Could you repeat every record below exactly as written?

=======

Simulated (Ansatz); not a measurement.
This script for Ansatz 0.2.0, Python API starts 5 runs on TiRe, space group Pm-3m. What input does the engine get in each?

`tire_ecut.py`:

=======

● Your solution
Simulated (Ansatz); not a measurement.
This script for Ansatz 0.2.0, Python API starts 5 runs on TiRe, space group Pm-3m. What input does the engine get in each?

`tire_ecut.py`:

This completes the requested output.